ACTIVITY
The exercise asks for every line of the data to be reproduced exactly.

SOURCE MATERIAL
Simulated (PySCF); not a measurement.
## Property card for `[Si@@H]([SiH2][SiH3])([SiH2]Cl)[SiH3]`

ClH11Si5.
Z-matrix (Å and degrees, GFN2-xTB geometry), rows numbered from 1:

ANSWER SECTION
Simulated (PySCF); not a measurement.
## Property card for `[Si@@H]([SiH2][SiH3])([SiH2]Cl)[SiH3]`

ClH11Si5.
Z-matrix (Å and degrees, GFN2-xTB geometry), rows numbered from 1:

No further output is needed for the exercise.